> _Listed records_
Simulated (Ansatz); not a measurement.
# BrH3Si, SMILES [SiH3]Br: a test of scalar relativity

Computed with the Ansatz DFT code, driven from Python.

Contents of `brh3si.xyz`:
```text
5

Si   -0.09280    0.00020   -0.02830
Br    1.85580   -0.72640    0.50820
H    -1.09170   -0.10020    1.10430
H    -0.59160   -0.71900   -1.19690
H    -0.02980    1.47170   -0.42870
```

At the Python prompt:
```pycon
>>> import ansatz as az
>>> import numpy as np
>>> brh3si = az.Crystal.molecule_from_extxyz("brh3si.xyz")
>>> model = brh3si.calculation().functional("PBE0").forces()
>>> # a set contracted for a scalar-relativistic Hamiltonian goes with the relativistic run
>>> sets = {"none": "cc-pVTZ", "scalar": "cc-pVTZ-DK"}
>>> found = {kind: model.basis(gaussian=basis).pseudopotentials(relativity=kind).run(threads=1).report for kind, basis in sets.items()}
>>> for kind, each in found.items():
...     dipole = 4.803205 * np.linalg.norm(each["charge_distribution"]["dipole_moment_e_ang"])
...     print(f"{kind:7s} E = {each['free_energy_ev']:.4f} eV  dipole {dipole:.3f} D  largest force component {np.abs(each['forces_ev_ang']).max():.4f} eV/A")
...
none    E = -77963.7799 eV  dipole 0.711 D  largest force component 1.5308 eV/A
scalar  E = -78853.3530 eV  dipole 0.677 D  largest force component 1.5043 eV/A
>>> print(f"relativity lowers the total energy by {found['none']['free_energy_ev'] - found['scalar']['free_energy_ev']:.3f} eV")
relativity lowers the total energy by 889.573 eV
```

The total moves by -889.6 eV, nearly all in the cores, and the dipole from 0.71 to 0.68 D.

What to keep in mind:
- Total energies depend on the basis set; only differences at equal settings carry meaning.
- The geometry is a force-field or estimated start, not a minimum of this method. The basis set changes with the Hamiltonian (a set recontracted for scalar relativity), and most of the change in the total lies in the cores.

> _Requirement_
All lines above from the one containing "The total moves" to the one containing "- Total energies" must be repeated exactly, both lines included, and no others.

> _Written response_
The total moves by -889.6 eV, nearly all in the cores, and the dipole from 0.71 to 0.68 D.

What to keep in mind:
- Total energies depend on the basis set; only differences at equal settings carry meaning.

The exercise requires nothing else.